## ASSIGNMENT
Transcribe exactly each line of the entries, from the opening line to the line with "scan in GaSb**", with both of those lines included.

## INFORMATION
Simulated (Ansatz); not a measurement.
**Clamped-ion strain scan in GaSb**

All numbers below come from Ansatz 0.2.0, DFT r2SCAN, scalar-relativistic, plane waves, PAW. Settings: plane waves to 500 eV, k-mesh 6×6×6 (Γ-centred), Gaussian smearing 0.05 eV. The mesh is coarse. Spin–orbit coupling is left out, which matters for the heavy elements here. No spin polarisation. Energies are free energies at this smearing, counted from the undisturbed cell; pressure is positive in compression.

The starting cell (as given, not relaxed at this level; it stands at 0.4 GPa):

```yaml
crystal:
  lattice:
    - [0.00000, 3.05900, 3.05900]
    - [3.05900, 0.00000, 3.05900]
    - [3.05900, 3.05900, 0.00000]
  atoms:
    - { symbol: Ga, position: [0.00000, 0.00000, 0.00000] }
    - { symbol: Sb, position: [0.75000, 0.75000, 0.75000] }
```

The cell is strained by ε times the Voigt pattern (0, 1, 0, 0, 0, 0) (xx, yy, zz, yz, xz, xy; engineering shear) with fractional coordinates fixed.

## TASK SOLUTION
Simulated (Ansatz); not a measurement.
**Clamped-ion strain scan in GaSb**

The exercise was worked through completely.